**DATA FOR REVIEW:**
>>>>
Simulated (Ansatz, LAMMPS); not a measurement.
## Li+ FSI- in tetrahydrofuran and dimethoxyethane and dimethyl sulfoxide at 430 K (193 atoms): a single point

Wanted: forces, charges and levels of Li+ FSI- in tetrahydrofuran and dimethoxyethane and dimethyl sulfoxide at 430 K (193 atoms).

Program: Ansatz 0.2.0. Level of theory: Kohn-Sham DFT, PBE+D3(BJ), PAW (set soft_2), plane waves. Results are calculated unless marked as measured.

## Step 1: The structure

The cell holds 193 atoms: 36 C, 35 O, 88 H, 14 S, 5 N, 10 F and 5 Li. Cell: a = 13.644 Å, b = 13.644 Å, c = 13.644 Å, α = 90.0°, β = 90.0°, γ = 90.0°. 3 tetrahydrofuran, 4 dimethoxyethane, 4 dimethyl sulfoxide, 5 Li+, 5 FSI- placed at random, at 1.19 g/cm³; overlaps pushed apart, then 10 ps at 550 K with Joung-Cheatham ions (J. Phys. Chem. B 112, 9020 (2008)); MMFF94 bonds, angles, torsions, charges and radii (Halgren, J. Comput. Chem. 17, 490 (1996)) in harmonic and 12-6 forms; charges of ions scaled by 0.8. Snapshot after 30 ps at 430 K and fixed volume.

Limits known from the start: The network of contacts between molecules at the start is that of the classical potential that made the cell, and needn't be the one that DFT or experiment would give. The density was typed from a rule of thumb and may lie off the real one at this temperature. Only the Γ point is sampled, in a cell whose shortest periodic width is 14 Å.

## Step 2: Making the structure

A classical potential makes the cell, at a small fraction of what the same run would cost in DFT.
<<<<

Each entry above must be printed exactly as written.

**RESULT:**
Simulated (Ansatz, LAMMPS); not a measurement.
## Li+ FSI- in tetrahydrofuran and dimethoxyethane and dimethyl sulfoxide at 430 K (193 atoms): a single point

Wanted: forces, charges and levels of Li+ FSI- in tetrahydrofuran and dimethoxyethane and dimethyl sulfoxide at 430 K (193 atoms).

Program: Ansatz 0.2.0. Level of theory: Kohn-Sham DFT, PBE+D3(BJ), PAW (set soft_2), plane waves. Results are calculated unless marked as measured.

## Step 1: The structure

The cell holds 193 atoms: 36 C, 35 O, 88 H, 14 S, 5 N, 10 F and 5 Li. Cell: a = 13.644 Å, b = 13.644 Å, c = 13.644 Å, α = 90.0°, β = 90.0°, γ = 90.0°. 3 tetrahydrofuran, 4 dimethoxyethane, 4 dimethyl sulfoxide, 5 Li+, 5 FSI- placed at random, at 1.19 g/cm³; overlaps pushed apart, then 10 ps at 550 K with Joung-Cheatham ions (J. Phys. Chem. B 112, 9020 (2008)); MMFF94 bonds, angles, torsions, charges and radii (Halgren, J. Comput. Chem. 17, 490 (1996)) in harmonic and 12-6 forms; charges of ions scaled by 0.8. Snapshot after 30 ps at 430 K and fixed volume.

Limits known from the start: The network of contacts between molecules at the start is that of the classical potential that made the cell, and needn't be the one that DFT or experiment would give. The density was typed from a rule of thumb and may lie off the real one at this temperature. Only the Γ point is sampled, in a cell whose shortest periodic width is 14 Å.

## Step 2: Making the structure

A classical potential makes the cell, at a small fraction of what the same run would cost in DFT.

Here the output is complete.